• [INFORMATION]:
------------------------------------

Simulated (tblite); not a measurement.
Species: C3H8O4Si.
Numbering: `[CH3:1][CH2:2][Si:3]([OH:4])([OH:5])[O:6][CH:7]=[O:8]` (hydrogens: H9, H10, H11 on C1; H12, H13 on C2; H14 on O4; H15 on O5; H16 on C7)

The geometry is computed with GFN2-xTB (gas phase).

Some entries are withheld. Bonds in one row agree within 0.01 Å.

------------------------------------

• [WORK ITEM]: After reading the listing above, print each line back exactly.

• [WRITTEN REPLY]:
Simulated (tblite); not a measurement.
Species: C3H8O4Si.
Numbering: `[CH3:1][CH2:2][Si:3]([OH:4])([OH:5])[O:6][CH:7]=[O:8]` (hydrogens: H9, H10, H11 on C1; H12, H13 on C2; H14 on O4; H15 on O5; H16 on C7)

The geometry is computed with GFN2-xTB (gas phase).

Some entries are withheld. Bonds in one row agree within 0.01 Å.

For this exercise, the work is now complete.